▸ **Work item**:
Quote the material below exactly as written, from the first line to the line that holds "no polarisation functions.", endpoints included.

▸ **Available data**:
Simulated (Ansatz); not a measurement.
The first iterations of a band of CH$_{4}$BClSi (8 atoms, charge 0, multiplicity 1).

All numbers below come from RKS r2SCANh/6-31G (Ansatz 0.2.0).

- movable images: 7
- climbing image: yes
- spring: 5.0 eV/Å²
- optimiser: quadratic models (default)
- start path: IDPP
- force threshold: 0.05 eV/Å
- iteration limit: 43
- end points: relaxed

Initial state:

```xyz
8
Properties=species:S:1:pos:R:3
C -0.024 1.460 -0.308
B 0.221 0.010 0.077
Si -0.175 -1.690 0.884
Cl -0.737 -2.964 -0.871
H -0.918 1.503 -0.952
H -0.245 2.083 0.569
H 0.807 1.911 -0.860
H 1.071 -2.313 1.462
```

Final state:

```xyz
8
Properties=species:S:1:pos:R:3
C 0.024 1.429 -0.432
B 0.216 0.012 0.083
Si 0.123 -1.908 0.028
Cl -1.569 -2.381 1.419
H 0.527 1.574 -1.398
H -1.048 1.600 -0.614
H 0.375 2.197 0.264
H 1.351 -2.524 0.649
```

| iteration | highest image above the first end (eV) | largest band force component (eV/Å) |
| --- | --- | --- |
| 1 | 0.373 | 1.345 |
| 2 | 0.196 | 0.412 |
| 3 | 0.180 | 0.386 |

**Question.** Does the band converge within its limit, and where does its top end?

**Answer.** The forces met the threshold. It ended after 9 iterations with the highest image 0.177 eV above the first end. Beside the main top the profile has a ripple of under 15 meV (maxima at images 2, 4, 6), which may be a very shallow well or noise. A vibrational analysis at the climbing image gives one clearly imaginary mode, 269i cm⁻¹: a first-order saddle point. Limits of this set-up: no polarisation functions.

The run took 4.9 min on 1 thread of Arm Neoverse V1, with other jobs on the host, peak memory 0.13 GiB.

▸ **Response box**:
Simulated (Ansatz); not a measurement.
The first iterations of a band of CH$_{4}$BClSi (8 atoms, charge 0, multiplicity 1).

All numbers below come from RKS r2SCANh/6-31G (Ansatz 0.2.0).

- movable images: 7
- climbing image: yes
- spring: 5.0 eV/Å²
- optimiser: quadratic models (default)
- start path: IDPP
- force threshold: 0.05 eV/Å
- iteration limit: 43
- end points: relaxed

Initial state:

```xyz
8
Properties=species:S:1:pos:R:3
C -0.024 1.460 -0.308
B 0.221 0.010 0.077
Si -0.175 -1.690 0.884
Cl -0.737 -2.964 -0.871
H -0.918 1.503 -0.952
H -0.245 2.083 0.569
H 0.807 1.911 -0.860
H 1.071 -2.313 1.462
```

Final state:

```xyz
8
Properties=species:S:1:pos:R:3
C 0.024 1.429 -0.432
B 0.216 0.012 0.083
Si 0.123 -1.908 0.028
Cl -1.569 -2.381 1.419
H 0.527 1.574 -1.398
H -1.048 1.600 -0.614
H 0.375 2.197 0.264
H 1.351 -2.524 0.649
```

| iteration | highest image above the first end (eV) | largest band force component (eV/Å) |
| --- | --- | --- |
| 1 | 0.373 | 1.345 |
| 2 | 0.196 | 0.412 |
| 3 | 0.180 | 0.386 |

**Question.** Does the band converge within its limit, and where does its top end?

**Answer.** The forces met the threshold. It ended after 9 iterations with the highest image 0.177 eV above the first end. Beside the main top the profile has a ripple of under 15 meV (maxima at images 2, 4, 6), which may be a very shallow well or noise. A vibrational analysis at the climbing image gives one clearly imaginary mode, 269i cm⁻¹: a first-order saddle point. Limits of this set-up: no polarisation functions.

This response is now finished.